__Required action__.
All records below are to be repeated precisely, with nothing added.

━━━━━━━━━━━━━━━━━━━━━━━━━━━━━━
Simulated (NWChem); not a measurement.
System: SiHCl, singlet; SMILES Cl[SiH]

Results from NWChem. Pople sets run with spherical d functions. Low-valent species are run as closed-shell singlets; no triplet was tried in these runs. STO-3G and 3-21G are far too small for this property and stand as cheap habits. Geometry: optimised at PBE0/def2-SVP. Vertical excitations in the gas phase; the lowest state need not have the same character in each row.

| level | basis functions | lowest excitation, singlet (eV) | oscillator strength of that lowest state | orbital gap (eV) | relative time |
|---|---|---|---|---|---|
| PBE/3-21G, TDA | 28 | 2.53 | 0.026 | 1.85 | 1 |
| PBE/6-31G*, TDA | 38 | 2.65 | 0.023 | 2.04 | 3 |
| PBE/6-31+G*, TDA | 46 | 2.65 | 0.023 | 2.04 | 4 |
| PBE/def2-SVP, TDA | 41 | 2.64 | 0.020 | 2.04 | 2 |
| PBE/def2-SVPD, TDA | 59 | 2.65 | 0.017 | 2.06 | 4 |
━━━━━━━━━━━━━━━━━━━━━━━━━━━━━━

__Result__.
Simulated (NWChem); not a measurement.
System: SiHCl, singlet; SMILES Cl[SiH]

Results from NWChem. Pople sets run with spherical d functions. Low-valent species are run as closed-shell singlets; no triplet was tried in these runs. STO-3G and 3-21G are far too small for this property and stand as cheap habits. Geometry: optimised at PBE0/def2-SVP. Vertical excitations in the gas phase; the lowest state need not have the same character in each row.

| level | basis functions | lowest excitation, singlet (eV) | oscillator strength of that lowest state | orbital gap (eV) | relative time |
|---|---|---|---|---|---|
| PBE/3-21G, TDA | 28 | 2.53 | 0.026 | 1.85 | 1 |
| PBE/6-31G*, TDA | 38 | 2.65 | 0.023 | 2.04 | 3 |
| PBE/6-31+G*, TDA | 46 | 2.65 | 0.023 | 2.04 | 4 |
| PBE/def2-SVP, TDA | 41 | 2.64 | 0.020 | 2.04 | 2 |
| PBE/def2-SVPD, TDA | 59 | 2.65 | 0.017 | 2.06 | 4 |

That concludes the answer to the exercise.